Set down each entry exactly as it stands, without altering a single character.

=== Source information ===

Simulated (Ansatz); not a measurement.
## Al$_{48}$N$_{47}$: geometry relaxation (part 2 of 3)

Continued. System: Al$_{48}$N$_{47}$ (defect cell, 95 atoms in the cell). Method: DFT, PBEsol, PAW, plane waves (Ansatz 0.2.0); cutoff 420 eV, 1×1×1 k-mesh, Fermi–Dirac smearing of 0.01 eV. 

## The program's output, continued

===

Exercise solution:
Simulated (Ansatz); not a measurement.
## Al$_{48}$N$_{47}$: geometry relaxation (part 2 of 3)

Continued. System: Al$_{48}$N$_{47}$ (defect cell, 95 atoms in the cell). Method: DFT, PBEsol, PAW, plane waves (Ansatz 0.2.0); cutoff 420 eV, 1×1×1 k-mesh, Fermi–Dirac smearing of 0.01 eV. 

## The program's output, continued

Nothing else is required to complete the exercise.